▶ [Source information]
::::::::::
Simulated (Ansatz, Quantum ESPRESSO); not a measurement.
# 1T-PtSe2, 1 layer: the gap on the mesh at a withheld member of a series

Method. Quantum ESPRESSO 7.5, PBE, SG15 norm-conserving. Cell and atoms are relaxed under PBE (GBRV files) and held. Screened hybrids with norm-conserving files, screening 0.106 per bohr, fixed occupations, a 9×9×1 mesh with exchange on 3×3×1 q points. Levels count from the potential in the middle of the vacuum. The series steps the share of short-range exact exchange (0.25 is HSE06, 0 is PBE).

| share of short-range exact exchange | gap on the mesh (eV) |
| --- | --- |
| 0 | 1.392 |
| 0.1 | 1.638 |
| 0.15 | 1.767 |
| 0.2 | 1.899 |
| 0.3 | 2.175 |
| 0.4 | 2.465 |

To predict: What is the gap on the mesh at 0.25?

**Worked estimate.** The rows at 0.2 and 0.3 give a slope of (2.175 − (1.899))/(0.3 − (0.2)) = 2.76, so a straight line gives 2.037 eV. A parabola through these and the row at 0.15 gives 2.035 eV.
::::::::::

What you output must match the lines from the beginning of the material through the line with "To predict: What" exactly, both ends included.

▶ [Task solution]
Simulated (Ansatz, Quantum ESPRESSO); not a measurement.
# 1T-PtSe2, 1 layer: the gap on the mesh at a withheld member of a series

Method. Quantum ESPRESSO 7.5, PBE, SG15 norm-conserving. Cell and atoms are relaxed under PBE (GBRV files) and held. Screened hybrids with norm-conserving files, screening 0.106 per bohr, fixed occupations, a 9×9×1 mesh with exchange on 3×3×1 q points. Levels count from the potential in the middle of the vacuum. The series steps the share of short-range exact exchange (0.25 is HSE06, 0 is PBE).

| share of short-range exact exchange | gap on the mesh (eV) |
| --- | --- |
| 0 | 1.392 |
| 0.1 | 1.638 |
| 0.15 | 1.767 |
| 0.2 | 1.899 |
| 0.3 | 2.175 |
| 0.4 | 2.465 |

To predict: What is the gap on the mesh at 0.25?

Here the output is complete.